## [ASSIGNED TASK]
Starting at the top of the data and ending with the line that holds "## Starting point", transcribe each line exactly; include both ends.

═══ DATASET RECORDS
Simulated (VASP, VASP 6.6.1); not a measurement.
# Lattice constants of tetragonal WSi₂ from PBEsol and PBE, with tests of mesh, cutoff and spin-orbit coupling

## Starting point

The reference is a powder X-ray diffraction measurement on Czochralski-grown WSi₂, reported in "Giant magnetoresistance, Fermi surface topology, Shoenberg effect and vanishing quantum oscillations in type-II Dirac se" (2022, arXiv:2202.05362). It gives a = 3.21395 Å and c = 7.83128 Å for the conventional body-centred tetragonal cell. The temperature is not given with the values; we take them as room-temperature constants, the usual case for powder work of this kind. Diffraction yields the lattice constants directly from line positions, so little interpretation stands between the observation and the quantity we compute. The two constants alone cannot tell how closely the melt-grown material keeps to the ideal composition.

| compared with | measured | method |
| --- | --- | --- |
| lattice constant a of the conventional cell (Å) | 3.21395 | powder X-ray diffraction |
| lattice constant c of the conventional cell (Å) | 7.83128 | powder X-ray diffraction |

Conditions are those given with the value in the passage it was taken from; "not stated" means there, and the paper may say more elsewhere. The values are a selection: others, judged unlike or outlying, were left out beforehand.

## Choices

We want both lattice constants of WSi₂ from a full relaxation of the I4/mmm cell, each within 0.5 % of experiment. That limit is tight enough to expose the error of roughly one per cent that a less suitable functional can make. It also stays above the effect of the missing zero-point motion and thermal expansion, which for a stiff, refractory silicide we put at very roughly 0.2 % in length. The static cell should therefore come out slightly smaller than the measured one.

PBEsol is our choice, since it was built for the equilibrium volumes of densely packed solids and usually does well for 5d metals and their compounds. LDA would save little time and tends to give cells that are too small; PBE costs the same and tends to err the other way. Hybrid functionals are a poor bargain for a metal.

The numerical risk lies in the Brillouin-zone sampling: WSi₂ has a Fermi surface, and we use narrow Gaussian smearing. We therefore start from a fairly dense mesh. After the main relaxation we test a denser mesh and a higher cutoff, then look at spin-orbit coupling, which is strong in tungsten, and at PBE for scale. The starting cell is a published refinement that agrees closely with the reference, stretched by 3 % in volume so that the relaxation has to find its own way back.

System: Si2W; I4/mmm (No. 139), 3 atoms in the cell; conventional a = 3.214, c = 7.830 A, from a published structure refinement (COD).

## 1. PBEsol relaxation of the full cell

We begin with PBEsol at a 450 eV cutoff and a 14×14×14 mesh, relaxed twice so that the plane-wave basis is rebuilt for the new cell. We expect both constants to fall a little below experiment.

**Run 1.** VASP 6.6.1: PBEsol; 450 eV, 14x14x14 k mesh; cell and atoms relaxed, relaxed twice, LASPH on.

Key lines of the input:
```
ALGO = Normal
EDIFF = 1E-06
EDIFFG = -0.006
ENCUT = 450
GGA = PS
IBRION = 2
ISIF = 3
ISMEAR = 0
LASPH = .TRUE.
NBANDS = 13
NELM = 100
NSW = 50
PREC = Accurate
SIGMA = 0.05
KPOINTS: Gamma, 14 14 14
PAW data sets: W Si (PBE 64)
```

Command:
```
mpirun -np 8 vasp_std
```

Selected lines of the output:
══════

## [TASK ANSWER]
Simulated (VASP, VASP 6.6.1); not a measurement.
# Lattice constants of tetragonal WSi₂ from PBEsol and PBE, with tests of mesh, cutoff and spin-orbit coupling

## Starting point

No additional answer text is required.